★ ★ ★ ★ ★

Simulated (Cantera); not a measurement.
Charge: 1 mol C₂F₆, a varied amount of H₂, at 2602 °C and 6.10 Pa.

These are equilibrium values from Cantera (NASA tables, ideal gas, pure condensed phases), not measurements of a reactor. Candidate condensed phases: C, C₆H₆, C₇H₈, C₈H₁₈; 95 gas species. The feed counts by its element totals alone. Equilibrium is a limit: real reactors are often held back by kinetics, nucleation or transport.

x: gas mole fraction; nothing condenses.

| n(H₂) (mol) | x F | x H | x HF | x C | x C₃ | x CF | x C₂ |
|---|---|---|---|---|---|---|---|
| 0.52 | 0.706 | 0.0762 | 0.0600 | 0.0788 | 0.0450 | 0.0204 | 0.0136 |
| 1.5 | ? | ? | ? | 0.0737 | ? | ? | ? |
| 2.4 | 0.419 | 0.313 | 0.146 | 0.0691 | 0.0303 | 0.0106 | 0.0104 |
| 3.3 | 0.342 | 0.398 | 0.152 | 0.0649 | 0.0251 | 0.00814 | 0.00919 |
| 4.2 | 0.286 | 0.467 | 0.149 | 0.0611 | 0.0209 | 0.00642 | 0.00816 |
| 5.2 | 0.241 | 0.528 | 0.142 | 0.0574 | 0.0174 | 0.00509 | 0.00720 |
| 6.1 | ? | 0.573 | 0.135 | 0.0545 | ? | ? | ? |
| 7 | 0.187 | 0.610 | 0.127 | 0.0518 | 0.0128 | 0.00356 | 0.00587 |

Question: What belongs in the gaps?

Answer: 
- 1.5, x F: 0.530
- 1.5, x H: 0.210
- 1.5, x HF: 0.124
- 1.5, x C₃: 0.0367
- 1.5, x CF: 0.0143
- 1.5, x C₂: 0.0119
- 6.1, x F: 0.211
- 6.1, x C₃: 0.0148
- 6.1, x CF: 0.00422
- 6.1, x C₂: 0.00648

★ ★ ★ ★ ★

** Task item **
Using the records above, copy word for word the line with "0.0106 | 0.0104 |", the line with "0.0545 | ? | ? | ? |", and every line between them.

** Exercise answer **
| 2.4 | 0.419 | 0.313 | 0.146 | 0.0691 | 0.0303 | 0.0106 | 0.0104 |
| 3.3 | 0.342 | 0.398 | 0.152 | 0.0649 | 0.0251 | 0.00814 | 0.00919 |
| 4.2 | 0.286 | 0.467 | 0.149 | 0.0611 | 0.0209 | 0.00642 | 0.00816 |
| 5.2 | 0.241 | 0.528 | 0.142 | 0.0574 | 0.0174 | 0.00509 | 0.00720 |
| 6.1 | ? | 0.573 | 0.135 | 0.0545 | ? | ? | ? |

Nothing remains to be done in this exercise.